□ □ □ □

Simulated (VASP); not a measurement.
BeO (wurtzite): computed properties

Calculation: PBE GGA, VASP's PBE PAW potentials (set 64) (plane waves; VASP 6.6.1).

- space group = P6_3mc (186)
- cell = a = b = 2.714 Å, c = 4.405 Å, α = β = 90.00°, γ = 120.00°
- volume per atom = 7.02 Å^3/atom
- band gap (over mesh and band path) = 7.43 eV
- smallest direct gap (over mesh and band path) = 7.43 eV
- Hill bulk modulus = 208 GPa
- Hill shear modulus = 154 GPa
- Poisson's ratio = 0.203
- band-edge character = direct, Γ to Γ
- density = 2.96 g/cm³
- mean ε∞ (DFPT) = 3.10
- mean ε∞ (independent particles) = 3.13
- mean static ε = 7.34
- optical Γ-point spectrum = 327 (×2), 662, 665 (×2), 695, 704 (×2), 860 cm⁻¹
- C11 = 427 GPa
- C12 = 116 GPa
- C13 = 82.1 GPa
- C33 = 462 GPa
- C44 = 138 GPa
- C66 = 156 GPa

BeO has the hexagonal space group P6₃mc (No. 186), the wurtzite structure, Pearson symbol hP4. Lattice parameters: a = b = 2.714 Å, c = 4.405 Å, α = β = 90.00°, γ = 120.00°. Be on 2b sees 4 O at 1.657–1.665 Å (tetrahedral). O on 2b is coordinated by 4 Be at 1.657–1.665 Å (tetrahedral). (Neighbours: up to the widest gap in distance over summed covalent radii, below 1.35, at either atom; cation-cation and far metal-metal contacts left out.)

□ □ □ □

What you need to do is retype all the entries exactly as written.

RESPONSE BOX:
Simulated (VASP); not a measurement.
BeO (wurtzite): computed properties

Calculation: PBE GGA, VASP's PBE PAW potentials (set 64) (plane waves; VASP 6.6.1).

- space group = P6_3mc (186)
- cell = a = b = 2.714 Å, c = 4.405 Å, α = β = 90.00°, γ = 120.00°
- volume per atom = 7.02 Å^3/atom
- band gap (over mesh and band path) = 7.43 eV
- smallest direct gap (over mesh and band path) = 7.43 eV
- Hill bulk modulus = 208 GPa
- Hill shear modulus = 154 GPa
- Poisson's ratio = 0.203
- band-edge character = direct, Γ to Γ
- density = 2.96 g/cm³
- mean ε∞ (DFPT) = 3.10
- mean ε∞ (independent particles) = 3.13
- mean static ε = 7.34
- optical Γ-point spectrum = 327 (×2), 662, 665 (×2), 695, 704 (×2), 860 cm⁻¹
- C11 = 427 GPa
- C12 = 116 GPa
- C13 = 82.1 GPa
- C33 = 462 GPa
- C44 = 138 GPa
- C66 = 156 GPa

BeO has the hexagonal space group P6₃mc (No. 186), the wurtzite structure, Pearson symbol hP4. Lattice parameters: a = b = 2.714 Å, c = 4.405 Å, α = β = 90.00°, γ = 120.00°. Be on 2b sees 4 O at 1.657–1.665 Å (tetrahedral). O on 2b is coordinated by 4 Be at 1.657–1.665 Å (tetrahedral). (Neighbours: up to the widest gap in distance over summed covalent radii, below 1.35, at either atom; cation-cation and far metal-metal contacts left out.)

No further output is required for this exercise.